· · · · · · ·

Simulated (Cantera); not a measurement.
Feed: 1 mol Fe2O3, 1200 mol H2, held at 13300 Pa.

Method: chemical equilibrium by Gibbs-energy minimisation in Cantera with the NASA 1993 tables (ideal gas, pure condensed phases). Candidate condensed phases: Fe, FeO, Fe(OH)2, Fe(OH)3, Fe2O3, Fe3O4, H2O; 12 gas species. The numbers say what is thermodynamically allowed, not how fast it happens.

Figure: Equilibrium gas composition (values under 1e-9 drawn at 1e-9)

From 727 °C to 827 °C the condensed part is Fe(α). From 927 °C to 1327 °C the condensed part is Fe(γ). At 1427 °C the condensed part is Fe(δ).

· · · · · · ·

WORK ITEM: Give back, exactly as written, the stretch from the line with "Feed: 1 mol" through the line with "Figure: Equilibrium gas", and no other lines from the records above.

TASK OUTPUT:
Feed: 1 mol Fe2O3, 1200 mol H2, held at 13300 Pa.

Method: chemical equilibrium by Gibbs-energy minimisation in Cantera with the NASA 1993 tables (ideal gas, pure condensed phases). Candidate condensed phases: Fe, FeO, Fe(OH)2, Fe(OH)3, Fe2O3, Fe3O4, H2O; 12 gas species. The numbers say what is thermodynamically allowed, not how fast it happens.

Figure: Equilibrium gas composition (values under 1e-9 drawn at 1e-9)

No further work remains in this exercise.